INFORMATION SUPPLIED:
- - -
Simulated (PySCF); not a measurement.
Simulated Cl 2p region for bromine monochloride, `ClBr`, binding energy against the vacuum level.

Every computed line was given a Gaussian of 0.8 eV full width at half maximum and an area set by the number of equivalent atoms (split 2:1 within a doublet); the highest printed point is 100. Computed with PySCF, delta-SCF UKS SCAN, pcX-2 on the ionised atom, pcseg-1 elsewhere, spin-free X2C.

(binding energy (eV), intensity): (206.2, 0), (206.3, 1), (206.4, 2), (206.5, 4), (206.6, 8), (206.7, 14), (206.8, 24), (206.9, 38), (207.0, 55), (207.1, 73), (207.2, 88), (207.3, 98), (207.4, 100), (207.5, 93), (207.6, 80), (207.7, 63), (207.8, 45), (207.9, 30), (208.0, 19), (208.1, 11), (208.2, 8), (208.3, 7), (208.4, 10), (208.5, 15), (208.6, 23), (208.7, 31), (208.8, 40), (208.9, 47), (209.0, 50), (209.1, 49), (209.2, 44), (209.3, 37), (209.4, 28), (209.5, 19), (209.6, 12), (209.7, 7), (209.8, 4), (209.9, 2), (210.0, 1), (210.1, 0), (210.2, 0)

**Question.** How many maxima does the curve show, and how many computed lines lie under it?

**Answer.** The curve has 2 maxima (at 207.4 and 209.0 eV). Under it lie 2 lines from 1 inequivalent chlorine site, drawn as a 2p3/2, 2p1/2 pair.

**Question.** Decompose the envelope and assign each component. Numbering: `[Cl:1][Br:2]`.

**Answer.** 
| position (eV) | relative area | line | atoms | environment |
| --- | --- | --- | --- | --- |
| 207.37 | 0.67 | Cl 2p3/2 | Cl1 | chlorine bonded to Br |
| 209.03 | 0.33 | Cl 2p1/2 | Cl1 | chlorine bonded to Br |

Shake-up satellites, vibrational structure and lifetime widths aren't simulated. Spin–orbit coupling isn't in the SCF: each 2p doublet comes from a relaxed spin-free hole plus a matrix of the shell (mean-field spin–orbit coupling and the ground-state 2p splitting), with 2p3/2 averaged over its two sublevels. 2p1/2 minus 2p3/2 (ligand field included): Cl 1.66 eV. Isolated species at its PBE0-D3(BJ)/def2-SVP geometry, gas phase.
- - -

ASSIGNED TASK: The lines needed run from the first line of the data through the line containing "Every computed line"; give them again exactly and nothing else.

RESULT:
Simulated (PySCF); not a measurement.
Simulated Cl 2p region for bromine monochloride, `ClBr`, binding energy against the vacuum level.

Every computed line was given a Gaussian of 0.8 eV full width at half maximum and an area set by the number of equivalent atoms (split 2:1 within a doublet); the highest printed point is 100. Computed with PySCF, delta-SCF UKS SCAN, pcX-2 on the ionised atom, pcseg-1 elsewhere, spin-free X2C.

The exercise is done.